_ASSIGNMENT:_
Both the line below containing "are left out." and the line containing "What do the ELF domains correspond to?", along with every line between them, should be repeated exactly; no other line belongs in the answer.

**********
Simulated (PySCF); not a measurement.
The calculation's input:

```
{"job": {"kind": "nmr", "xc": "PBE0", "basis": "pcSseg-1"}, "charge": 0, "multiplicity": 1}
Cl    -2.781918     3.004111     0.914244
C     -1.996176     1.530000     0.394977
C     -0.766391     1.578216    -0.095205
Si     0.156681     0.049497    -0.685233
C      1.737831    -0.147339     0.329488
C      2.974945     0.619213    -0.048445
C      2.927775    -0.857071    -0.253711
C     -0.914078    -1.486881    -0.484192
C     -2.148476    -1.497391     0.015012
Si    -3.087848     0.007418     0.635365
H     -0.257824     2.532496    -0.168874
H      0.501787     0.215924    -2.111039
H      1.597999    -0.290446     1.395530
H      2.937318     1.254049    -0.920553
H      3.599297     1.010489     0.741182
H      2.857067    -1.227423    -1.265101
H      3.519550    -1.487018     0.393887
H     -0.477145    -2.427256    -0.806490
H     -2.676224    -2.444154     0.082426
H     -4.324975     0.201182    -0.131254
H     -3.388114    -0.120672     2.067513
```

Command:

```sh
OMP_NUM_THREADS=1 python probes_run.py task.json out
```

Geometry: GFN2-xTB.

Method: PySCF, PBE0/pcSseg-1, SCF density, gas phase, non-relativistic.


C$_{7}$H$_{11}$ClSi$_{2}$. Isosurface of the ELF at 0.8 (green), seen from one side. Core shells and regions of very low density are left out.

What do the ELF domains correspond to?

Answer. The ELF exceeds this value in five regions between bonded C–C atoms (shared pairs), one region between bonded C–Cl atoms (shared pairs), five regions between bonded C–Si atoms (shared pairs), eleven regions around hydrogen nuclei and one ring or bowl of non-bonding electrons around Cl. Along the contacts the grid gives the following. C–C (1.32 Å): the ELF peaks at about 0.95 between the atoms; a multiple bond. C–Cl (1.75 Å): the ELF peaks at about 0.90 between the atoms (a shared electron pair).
**********

_EXERCISE RESULT:_
C$_{7}$H$_{11}$ClSi$_{2}$. Isosurface of the ELF at 0.8 (green), seen from one side. Core shells and regions of very low density are left out.

What do the ELF domains correspond to?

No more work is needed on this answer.